### WORK INSTRUCTION
Please write out every entry below, word for word.

◇ ◇ ◇
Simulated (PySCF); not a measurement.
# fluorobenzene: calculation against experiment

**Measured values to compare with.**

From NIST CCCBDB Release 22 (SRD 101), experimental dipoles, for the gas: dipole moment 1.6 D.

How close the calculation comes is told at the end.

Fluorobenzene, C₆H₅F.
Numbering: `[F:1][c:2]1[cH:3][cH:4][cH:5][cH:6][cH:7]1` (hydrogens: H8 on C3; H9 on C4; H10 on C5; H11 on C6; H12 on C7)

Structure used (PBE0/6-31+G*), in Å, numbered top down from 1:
◇ ◇ ◇

### TASK ANSWER
Simulated (PySCF); not a measurement.
# fluorobenzene: calculation against experiment

**Measured values to compare with.**

From NIST CCCBDB Release 22 (SRD 101), experimental dipoles, for the gas: dipole moment 1.6 D.

How close the calculation comes is told at the end.

Fluorobenzene, C₆H₅F.
Numbering: `[F:1][c:2]1[cH:3][cH:4][cH:5][cH:6][cH:7]1` (hydrogens: H8 on C3; H9 on C4; H10 on C5; H11 on C6; H12 on C7)

Structure used (PBE0/6-31+G*), in Å, numbered top down from 1:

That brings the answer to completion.